(Data for review Opens)
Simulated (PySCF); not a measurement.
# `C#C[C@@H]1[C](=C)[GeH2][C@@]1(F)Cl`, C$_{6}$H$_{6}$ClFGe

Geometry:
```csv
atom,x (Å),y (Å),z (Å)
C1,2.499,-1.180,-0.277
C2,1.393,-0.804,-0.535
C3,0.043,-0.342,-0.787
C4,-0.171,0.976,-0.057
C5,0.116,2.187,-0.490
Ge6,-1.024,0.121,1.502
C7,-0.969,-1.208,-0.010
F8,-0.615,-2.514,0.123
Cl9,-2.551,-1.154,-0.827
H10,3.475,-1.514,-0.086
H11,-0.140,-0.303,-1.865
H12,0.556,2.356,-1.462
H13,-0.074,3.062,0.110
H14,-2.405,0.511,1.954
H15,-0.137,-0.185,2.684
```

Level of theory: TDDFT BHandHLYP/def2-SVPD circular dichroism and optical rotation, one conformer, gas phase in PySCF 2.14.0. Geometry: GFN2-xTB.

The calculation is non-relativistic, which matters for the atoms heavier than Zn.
(Data for review Closes)

Exercise |
Once the line containing "Level of theory: TDDFT" has been written out, please stop; every line before it, back to the first line of the records above, should be given exactly.

Exercise answer |
Simulated (PySCF); not a measurement.
# `C#C[C@@H]1[C](=C)[GeH2][C@@]1(F)Cl`, C$_{6}$H$_{6}$ClFGe

Geometry:
```csv
atom,x (Å),y (Å),z (Å)
C1,2.499,-1.180,-0.277
C2,1.393,-0.804,-0.535
C3,0.043,-0.342,-0.787
C4,-0.171,0.976,-0.057
C5,0.116,2.187,-0.490
Ge6,-1.024,0.121,1.502
C7,-0.969,-1.208,-0.010
F8,-0.615,-2.514,0.123
Cl9,-2.551,-1.154,-0.827
H10,3.475,-1.514,-0.086
H11,-0.140,-0.303,-1.865
H12,0.556,2.356,-1.462
H13,-0.074,3.062,0.110
H14,-2.405,0.511,1.954
H15,-0.137,-0.185,2.684
```

Level of theory: TDDFT BHandHLYP/def2-SVPD circular dichroism and optical rotation, one conformer, gas phase in PySCF 2.14.0. Geometry: GFN2-xTB.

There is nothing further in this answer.